■ WORK ORDER: Give the entries again exactly, every one of them.

■ DATASET EXTRACT:
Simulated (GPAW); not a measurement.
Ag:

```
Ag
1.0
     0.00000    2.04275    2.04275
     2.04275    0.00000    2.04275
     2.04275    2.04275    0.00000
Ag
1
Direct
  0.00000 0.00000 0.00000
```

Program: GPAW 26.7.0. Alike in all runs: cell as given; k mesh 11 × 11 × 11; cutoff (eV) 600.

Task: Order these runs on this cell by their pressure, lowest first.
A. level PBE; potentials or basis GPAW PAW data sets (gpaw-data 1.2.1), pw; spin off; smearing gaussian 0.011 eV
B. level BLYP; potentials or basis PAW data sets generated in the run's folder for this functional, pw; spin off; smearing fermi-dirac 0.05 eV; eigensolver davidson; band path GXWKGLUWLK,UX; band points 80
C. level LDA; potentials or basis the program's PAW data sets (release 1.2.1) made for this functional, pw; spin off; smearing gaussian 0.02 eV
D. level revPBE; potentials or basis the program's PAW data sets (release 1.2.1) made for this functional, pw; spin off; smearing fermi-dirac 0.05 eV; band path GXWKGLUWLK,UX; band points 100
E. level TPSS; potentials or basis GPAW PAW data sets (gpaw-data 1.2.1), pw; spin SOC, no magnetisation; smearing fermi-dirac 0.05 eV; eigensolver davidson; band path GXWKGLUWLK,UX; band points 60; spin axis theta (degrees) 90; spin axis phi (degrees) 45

■ EXERCISE ANSWER:
Simulated (GPAW); not a measurement.
Ag:

```
Ag
1.0
     0.00000    2.04275    2.04275
     2.04275    0.00000    2.04275
     2.04275    2.04275    0.00000
Ag
1
Direct
  0.00000 0.00000 0.00000
```

Program: GPAW 26.7.0. Alike in all runs: cell as given; k mesh 11 × 11 × 11; cutoff (eV) 600.

Task: Order these runs on this cell by their pressure, lowest first.
A. level PBE; potentials or basis GPAW PAW data sets (gpaw-data 1.2.1), pw; spin off; smearing gaussian 0.011 eV
B. level BLYP; potentials or basis PAW data sets generated in the run's folder for this functional, pw; spin off; smearing fermi-dirac 0.05 eV; eigensolver davidson; band path GXWKGLUWLK,UX; band points 80
C. level LDA; potentials or basis the program's PAW data sets (release 1.2.1) made for this functional, pw; spin off; smearing gaussian 0.02 eV
D. level revPBE; potentials or basis the program's PAW data sets (release 1.2.1) made for this functional, pw; spin off; smearing fermi-dirac 0.05 eV; band path GXWKGLUWLK,UX; band points 100
E. level TPSS; potentials or basis GPAW PAW data sets (gpaw-data 1.2.1), pw; spin SOC, no magnetisation; smearing fermi-dirac 0.05 eV; eigensolver davidson; band path GXWKGLUWLK,UX; band points 60; spin axis theta (degrees) 90; spin axis phi (degrees) 45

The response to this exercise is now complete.